* * * * * * * * *
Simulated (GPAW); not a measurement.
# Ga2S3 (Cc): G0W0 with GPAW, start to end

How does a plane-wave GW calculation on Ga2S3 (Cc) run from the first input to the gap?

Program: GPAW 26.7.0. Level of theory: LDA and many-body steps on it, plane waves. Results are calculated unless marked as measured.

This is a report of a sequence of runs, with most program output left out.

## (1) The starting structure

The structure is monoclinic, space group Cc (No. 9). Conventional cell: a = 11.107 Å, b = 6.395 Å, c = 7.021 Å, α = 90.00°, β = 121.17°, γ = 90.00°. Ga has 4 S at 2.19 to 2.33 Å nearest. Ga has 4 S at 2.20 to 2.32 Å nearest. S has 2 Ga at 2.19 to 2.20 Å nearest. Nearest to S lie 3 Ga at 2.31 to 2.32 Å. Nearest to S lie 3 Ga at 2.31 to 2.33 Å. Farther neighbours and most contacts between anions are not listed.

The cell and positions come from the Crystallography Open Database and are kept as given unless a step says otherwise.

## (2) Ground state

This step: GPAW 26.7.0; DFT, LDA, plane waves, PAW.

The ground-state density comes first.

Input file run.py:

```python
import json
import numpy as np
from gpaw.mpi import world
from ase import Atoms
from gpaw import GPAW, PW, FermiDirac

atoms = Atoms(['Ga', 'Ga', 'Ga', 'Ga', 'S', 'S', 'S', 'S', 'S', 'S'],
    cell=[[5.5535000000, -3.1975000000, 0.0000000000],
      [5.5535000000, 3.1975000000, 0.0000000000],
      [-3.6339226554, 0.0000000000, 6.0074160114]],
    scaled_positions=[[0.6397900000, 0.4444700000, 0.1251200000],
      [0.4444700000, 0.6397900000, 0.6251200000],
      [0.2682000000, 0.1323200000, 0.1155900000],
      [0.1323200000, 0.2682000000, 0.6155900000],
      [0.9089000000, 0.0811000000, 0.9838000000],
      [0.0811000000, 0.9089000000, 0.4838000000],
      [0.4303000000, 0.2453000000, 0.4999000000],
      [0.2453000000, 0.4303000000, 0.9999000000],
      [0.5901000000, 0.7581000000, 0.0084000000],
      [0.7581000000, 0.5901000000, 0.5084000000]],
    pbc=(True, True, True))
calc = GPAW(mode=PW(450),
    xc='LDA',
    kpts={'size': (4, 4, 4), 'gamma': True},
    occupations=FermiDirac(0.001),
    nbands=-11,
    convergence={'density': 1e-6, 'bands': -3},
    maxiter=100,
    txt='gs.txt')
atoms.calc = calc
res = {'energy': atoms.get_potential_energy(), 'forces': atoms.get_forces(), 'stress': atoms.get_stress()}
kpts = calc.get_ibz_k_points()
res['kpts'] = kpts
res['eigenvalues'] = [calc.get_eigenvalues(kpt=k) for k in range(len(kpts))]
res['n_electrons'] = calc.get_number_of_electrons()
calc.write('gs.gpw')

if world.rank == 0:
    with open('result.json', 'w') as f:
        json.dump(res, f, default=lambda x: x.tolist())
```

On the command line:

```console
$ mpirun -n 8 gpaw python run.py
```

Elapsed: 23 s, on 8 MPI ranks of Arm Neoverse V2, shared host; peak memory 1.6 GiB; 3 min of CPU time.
* * * * * * * * *

-- ACTIVITY --
Restate the entries above word for word, beginning with their first line and ending with the line holding "Program: GPAW 26.7.0."; omit everything else.

-- EXERCISE ANSWER --
Simulated (GPAW); not a measurement.
# Ga2S3 (Cc): G0W0 with GPAW, start to end

How does a plane-wave GW calculation on Ga2S3 (Cc) run from the first input to the gap?

Program: GPAW 26.7.0. Level of theory: LDA and many-body steps on it, plane waves. Results are calculated unless marked as measured.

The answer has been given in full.